▸ Work item
Return the full set of entries exactly. Omit none.

▸ Extracted material
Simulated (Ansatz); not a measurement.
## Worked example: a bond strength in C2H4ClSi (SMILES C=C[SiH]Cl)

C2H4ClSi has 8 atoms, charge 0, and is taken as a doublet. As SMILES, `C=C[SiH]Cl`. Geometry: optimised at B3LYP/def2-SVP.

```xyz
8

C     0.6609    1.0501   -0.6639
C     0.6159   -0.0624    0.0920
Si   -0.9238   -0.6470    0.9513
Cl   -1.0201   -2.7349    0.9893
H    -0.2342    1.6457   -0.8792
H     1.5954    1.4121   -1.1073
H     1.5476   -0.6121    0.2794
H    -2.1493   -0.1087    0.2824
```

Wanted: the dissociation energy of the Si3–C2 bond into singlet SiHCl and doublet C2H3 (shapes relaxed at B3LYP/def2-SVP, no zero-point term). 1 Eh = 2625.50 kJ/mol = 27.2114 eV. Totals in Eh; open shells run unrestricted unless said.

▸ Written reply
Simulated (Ansatz); not a measurement.
## Worked example: a bond strength in C2H4ClSi (SMILES C=C[SiH]Cl)

C2H4ClSi has 8 atoms, charge 0, and is taken as a doublet. As SMILES, `C=C[SiH]Cl`. Geometry: optimised at B3LYP/def2-SVP.

```xyz
8

C     0.6609    1.0501   -0.6639
C     0.6159   -0.0624    0.0920
Si   -0.9238   -0.6470    0.9513
Cl   -1.0201   -2.7349    0.9893
H    -0.2342    1.6457   -0.8792
H     1.5954    1.4121   -1.1073
H     1.5476   -0.6121    0.2794
H    -2.1493   -0.1087    0.2824
```

Wanted: the dissociation energy of the Si3–C2 bond into singlet SiHCl and doublet C2H3 (shapes relaxed at B3LYP/def2-SVP, no zero-point term). 1 Eh = 2625.50 kJ/mol = 27.2114 eV. Totals in Eh; open shells run unrestricted unless said.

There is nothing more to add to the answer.